** INFORMATION follows **

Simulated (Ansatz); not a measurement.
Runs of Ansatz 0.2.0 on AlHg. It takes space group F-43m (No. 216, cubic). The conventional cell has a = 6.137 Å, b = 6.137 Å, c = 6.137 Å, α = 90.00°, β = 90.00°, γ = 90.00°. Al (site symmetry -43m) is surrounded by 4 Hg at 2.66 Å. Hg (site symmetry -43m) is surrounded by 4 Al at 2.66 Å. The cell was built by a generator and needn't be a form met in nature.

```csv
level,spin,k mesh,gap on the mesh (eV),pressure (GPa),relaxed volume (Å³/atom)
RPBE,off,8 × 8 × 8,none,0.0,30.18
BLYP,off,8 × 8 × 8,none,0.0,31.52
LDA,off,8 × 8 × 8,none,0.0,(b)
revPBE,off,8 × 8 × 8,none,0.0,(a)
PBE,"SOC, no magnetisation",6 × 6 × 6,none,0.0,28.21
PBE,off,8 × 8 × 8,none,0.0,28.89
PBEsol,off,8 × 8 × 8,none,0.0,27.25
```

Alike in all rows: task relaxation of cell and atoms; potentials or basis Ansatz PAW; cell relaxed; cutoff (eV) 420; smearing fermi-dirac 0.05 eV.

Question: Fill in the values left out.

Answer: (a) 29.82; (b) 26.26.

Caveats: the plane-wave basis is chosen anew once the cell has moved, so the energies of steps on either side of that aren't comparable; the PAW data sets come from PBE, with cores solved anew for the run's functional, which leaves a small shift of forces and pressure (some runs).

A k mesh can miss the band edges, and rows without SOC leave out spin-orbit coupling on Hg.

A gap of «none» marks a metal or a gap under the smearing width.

** End of INFORMATION **

EXERCISE: Please reproduce, exactly as they appear above, the lines from the line containing "Runs of Ansatz" up to and including the line containing "A k mesh can".

ANSWER AREA:
Runs of Ansatz 0.2.0 on AlHg. It takes space group F-43m (No. 216, cubic). The conventional cell has a = 6.137 Å, b = 6.137 Å, c = 6.137 Å, α = 90.00°, β = 90.00°, γ = 90.00°. Al (site symmetry -43m) is surrounded by 4 Hg at 2.66 Å. Hg (site symmetry -43m) is surrounded by 4 Al at 2.66 Å. The cell was built by a generator and needn't be a form met in nature.

```csv
level,spin,k mesh,gap on the mesh (eV),pressure (GPa),relaxed volume (Å³/atom)
RPBE,off,8 × 8 × 8,none,0.0,30.18
BLYP,off,8 × 8 × 8,none,0.0,31.52
LDA,off,8 × 8 × 8,none,0.0,(b)
revPBE,off,8 × 8 × 8,none,0.0,(a)
PBE,"SOC, no magnetisation",6 × 6 × 6,none,0.0,28.21
PBE,off,8 × 8 × 8,none,0.0,28.89
PBEsol,off,8 × 8 × 8,none,0.0,27.25
```

Alike in all rows: task relaxation of cell and atoms; potentials or basis Ansatz PAW; cell relaxed; cutoff (eV) 420; smearing fermi-dirac 0.05 eV.

Question: Fill in the values left out.

Answer: (a) 29.82; (b) 26.26.

Caveats: the plane-wave basis is chosen anew once the cell has moved, so the energies of steps on either side of that aren't comparable; the PAW data sets come from PBE, with cores solved anew for the run's functional, which leaves a small shift of forces and pressure (some runs).

A k mesh can miss the band edges, and rows without SOC leave out spin-orbit coupling on Hg.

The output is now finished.